(DATA EXTRACT)
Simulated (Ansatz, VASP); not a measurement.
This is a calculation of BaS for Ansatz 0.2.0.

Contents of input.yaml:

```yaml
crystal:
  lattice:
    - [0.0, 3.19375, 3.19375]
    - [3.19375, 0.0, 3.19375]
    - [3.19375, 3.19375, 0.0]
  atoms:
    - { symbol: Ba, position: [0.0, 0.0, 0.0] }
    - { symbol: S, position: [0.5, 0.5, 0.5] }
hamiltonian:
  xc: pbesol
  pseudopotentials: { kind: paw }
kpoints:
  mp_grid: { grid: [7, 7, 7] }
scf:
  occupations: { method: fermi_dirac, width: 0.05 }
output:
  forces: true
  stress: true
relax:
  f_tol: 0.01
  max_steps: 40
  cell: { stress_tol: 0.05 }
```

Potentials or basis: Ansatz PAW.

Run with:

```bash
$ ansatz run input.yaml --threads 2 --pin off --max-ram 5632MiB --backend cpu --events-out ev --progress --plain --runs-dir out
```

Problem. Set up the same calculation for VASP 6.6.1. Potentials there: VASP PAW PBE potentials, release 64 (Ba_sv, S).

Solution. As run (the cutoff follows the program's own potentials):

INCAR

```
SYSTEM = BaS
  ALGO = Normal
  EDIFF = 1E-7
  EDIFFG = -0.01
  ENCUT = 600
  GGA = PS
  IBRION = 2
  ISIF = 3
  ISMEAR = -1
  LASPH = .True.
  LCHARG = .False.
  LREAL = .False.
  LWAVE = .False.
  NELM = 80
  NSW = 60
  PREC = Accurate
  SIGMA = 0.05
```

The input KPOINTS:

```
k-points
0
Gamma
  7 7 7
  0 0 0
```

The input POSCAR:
(End DATA EXTRACT)

WORK ITEM:
Set down the lines of the listing above verbatim, first line through the line containing "Problem. Set up", inclusive; add no other lines.

ANSWER BOX:
Simulated (Ansatz, VASP); not a measurement.
This is a calculation of BaS for Ansatz 0.2.0.

Contents of input.yaml:

```yaml
crystal:
  lattice:
    - [0.0, 3.19375, 3.19375]
    - [3.19375, 0.0, 3.19375]
    - [3.19375, 3.19375, 0.0]
  atoms:
    - { symbol: Ba, position: [0.0, 0.0, 0.0] }
    - { symbol: S, position: [0.5, 0.5, 0.5] }
hamiltonian:
  xc: pbesol
  pseudopotentials: { kind: paw }
kpoints:
  mp_grid: { grid: [7, 7, 7] }
scf:
  occupations: { method: fermi_dirac, width: 0.05 }
output:
  forces: true
  stress: true
relax:
  f_tol: 0.01
  max_steps: 40
  cell: { stress_tol: 0.05 }
```

Potentials or basis: Ansatz PAW.

Run with:

```bash
$ ansatz run input.yaml --threads 2 --pin off --max-ram 5632MiB --backend cpu --events-out ev --progress --plain --runs-dir out
```

Problem. Set up the same calculation for VASP 6.6.1. Potentials there: VASP PAW PBE potentials, release 64 (Ba_sv, S).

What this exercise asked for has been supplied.